Assignment:
Every line from the one with "Potentials or basis: VASP" to the one with "Problem. How long", including those two, is to be copied exactly; all other lines of the entries below are left out.

[Data excerpts Boundary: Start]

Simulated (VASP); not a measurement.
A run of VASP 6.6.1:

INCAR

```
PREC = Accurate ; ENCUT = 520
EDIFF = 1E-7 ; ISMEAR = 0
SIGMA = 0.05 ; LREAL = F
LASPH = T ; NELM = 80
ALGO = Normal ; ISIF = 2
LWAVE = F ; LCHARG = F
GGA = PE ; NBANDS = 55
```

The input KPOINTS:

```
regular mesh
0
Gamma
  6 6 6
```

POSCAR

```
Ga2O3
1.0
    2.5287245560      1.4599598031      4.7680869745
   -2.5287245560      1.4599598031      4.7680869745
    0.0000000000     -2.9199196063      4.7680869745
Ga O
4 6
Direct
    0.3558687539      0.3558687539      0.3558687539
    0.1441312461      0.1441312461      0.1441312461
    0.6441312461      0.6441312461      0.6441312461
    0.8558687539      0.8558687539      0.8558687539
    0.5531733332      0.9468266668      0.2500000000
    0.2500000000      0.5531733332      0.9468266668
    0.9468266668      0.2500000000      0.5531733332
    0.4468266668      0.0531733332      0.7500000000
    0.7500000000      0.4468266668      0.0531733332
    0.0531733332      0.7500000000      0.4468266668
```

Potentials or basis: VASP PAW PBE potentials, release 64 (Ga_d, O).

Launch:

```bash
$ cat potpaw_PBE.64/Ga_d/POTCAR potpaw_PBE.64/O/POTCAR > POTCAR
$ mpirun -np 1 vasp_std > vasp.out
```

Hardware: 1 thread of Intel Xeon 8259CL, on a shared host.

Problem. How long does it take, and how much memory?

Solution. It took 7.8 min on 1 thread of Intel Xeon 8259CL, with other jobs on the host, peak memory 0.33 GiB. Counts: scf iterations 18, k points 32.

[Data excerpts Boundary: End]

Exercise answer:
Potentials or basis: VASP PAW PBE potentials, release 64 (Ga_d, O).

Launch:

```bash
$ cat potpaw_PBE.64/Ga_d/POTCAR potpaw_PBE.64/O/POTCAR > POTCAR
$ mpirun -np 1 vasp_std > vasp.out
```

Hardware: 1 thread of Intel Xeon 8259CL, on a shared host.

Problem. How long does it take, and how much memory?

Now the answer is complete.